**Work instruction:** Retype the entire listing, keeping every word as it is.

+ + + + + + +

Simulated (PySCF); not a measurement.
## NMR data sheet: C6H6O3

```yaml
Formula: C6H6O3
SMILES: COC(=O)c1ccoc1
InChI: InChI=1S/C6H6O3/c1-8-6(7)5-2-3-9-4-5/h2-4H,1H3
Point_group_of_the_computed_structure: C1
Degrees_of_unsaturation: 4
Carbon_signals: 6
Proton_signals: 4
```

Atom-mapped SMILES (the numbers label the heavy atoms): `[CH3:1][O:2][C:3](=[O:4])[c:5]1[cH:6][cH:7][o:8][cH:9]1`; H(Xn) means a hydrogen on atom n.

+ + + + + + +

**Task solution:**
Simulated (PySCF); not a measurement.
## NMR data sheet: C6H6O3

```yaml
Formula: C6H6O3
SMILES: COC(=O)c1ccoc1
InChI: InChI=1S/C6H6O3/c1-8-6(7)5-2-3-9-4-5/h2-4H,1H3
Point_group_of_the_computed_structure: C1
Degrees_of_unsaturation: 4
Carbon_signals: 6
Proton_signals: 4
```

Atom-mapped SMILES (the numbers label the heavy atoms): `[CH3:1][O:2][C:3](=[O:4])[c:5]1[cH:6][cH:7][o:8][cH:9]1`; H(Xn) means a hydrogen on atom n.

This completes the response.